ACTIVITY: The lines from the first line of the entries through the line containing "Q: What does" are to be repeated exactly, with both of those lines included.

MATERIAL SUPPLIED:
-- Opening Marker --
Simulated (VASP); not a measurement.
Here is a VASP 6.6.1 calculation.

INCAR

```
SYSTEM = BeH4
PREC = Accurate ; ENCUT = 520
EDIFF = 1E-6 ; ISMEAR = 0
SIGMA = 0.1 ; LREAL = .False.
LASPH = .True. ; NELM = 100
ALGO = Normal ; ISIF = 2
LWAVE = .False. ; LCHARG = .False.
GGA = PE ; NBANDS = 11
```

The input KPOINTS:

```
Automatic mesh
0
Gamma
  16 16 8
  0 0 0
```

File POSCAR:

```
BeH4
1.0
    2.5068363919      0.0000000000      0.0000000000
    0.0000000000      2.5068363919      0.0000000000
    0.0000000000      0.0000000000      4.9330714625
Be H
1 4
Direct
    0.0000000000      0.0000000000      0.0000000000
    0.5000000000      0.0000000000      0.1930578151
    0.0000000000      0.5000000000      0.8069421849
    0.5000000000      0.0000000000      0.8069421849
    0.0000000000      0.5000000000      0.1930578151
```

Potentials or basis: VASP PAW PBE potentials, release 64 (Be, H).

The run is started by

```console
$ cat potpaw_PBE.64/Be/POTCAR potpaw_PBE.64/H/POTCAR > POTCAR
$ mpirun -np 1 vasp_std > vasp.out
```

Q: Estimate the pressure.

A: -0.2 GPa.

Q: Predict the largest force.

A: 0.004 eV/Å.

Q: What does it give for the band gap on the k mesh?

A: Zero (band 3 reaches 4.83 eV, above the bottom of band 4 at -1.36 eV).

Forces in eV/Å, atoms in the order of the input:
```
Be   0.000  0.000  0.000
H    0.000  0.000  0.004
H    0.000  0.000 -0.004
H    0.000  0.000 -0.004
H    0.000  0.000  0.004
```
-- Closing Marker --

EXERCISE ANSWER:
Simulated (VASP); not a measurement.
Here is a VASP 6.6.1 calculation.

INCAR

```
SYSTEM = BeH4
PREC = Accurate ; ENCUT = 520
EDIFF = 1E-6 ; ISMEAR = 0
SIGMA = 0.1 ; LREAL = .False.
LASPH = .True. ; NELM = 100
ALGO = Normal ; ISIF = 2
LWAVE = .False. ; LCHARG = .False.
GGA = PE ; NBANDS = 11
```

The input KPOINTS:

```
Automatic mesh
0
Gamma
  16 16 8
  0 0 0
```

File POSCAR:

```
BeH4
1.0
    2.5068363919      0.0000000000      0.0000000000
    0.0000000000      2.5068363919      0.0000000000
    0.0000000000      0.0000000000      4.9330714625
Be H
1 4
Direct
    0.0000000000      0.0000000000      0.0000000000
    0.5000000000      0.0000000000      0.1930578151
    0.0000000000      0.5000000000      0.8069421849
    0.5000000000      0.0000000000      0.8069421849
    0.0000000000      0.5000000000      0.1930578151
```

Potentials or basis: VASP PAW PBE potentials, release 64 (Be, H).

The run is started by

```console
$ cat potpaw_PBE.64/Be/POTCAR potpaw_PBE.64/H/POTCAR > POTCAR
$ mpirun -np 1 vasp_std > vasp.out
```

Q: Estimate the pressure.

A: -0.2 GPa.

Q: Predict the largest force.

A: 0.004 eV/Å.

Q: What does it give for the band gap on the k mesh?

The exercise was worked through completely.